» WORK REQUEST: The records below should be copied in full, exactly as shown.

» RECORDS PROVIDED:
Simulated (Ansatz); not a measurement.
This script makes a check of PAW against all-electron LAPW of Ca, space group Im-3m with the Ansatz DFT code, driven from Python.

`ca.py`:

» ANSWER SECTION:
Simulated (Ansatz); not a measurement.
This script makes a check of PAW against all-electron LAPW of Ca, space group Im-3m with the Ansatz DFT code, driven from Python.

`ca.py`:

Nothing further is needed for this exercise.